#### Dataset entries
━━━━━━━━
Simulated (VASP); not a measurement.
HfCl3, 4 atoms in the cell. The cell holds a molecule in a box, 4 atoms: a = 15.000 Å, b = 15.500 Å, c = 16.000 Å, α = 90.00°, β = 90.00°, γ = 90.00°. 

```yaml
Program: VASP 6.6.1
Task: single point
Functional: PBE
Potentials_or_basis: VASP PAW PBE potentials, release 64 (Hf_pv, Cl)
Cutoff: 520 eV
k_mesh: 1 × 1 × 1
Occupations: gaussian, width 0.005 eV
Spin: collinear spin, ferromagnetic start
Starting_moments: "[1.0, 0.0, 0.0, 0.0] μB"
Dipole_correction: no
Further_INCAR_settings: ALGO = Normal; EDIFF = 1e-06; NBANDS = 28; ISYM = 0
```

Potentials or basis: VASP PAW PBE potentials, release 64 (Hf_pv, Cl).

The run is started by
━━━━━━━━

#### Activity
Retype the data. Keep every word as it stands.

#### Solution
Simulated (VASP); not a measurement.
HfCl3, 4 atoms in the cell. The cell holds a molecule in a box, 4 atoms: a = 15.000 Å, b = 15.500 Å, c = 16.000 Å, α = 90.00°, β = 90.00°, γ = 90.00°. 

```yaml
Program: VASP 6.6.1
Task: single point
Functional: PBE
Potentials_or_basis: VASP PAW PBE potentials, release 64 (Hf_pv, Cl)
Cutoff: 520 eV
k_mesh: 1 × 1 × 1
Occupations: gaussian, width 0.005 eV
Spin: collinear spin, ferromagnetic start
Starting_moments: "[1.0, 0.0, 0.0, 0.0] μB"
Dipole_correction: no
Further_INCAR_settings: ALGO = Normal; EDIFF = 1e-06; NBANDS = 28; ISYM = 0
```

Potentials or basis: VASP PAW PBE potentials, release 64 (Hf_pv, Cl).

The run is started by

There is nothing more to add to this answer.